- **Dataset content**:
_ _ _ _ _ _ _
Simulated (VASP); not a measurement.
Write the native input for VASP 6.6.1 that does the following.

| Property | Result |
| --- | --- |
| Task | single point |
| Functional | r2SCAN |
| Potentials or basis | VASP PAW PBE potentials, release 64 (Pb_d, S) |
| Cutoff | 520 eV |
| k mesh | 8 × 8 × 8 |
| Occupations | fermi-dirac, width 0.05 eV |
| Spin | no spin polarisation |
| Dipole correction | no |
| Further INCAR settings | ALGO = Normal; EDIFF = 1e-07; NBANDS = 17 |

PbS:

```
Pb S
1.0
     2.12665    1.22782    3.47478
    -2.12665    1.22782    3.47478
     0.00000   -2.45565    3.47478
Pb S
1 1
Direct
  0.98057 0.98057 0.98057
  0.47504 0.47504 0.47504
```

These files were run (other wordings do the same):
_ _ _ _ _ _ _

- **Action item**:
Give back all the material, with each line exactly as it stands.

- **Reply**:
Simulated (VASP); not a measurement.
Write the native input for VASP 6.6.1 that does the following.

| Property | Result |
| --- | --- |
| Task | single point |
| Functional | r2SCAN |
| Potentials or basis | VASP PAW PBE potentials, release 64 (Pb_d, S) |
| Cutoff | 520 eV |
| k mesh | 8 × 8 × 8 |
| Occupations | fermi-dirac, width 0.05 eV |
| Spin | no spin polarisation |
| Dipole correction | no |
| Further INCAR settings | ALGO = Normal; EDIFF = 1e-07; NBANDS = 17 |

PbS:

```
Pb S
1.0
     2.12665    1.22782    3.47478
    -2.12665    1.22782    3.47478
     0.00000   -2.45565    3.47478
Pb S
1 1
Direct
  0.98057 0.98057 0.98057
  0.47504 0.47504 0.47504
```

These files were run (other wordings do the same):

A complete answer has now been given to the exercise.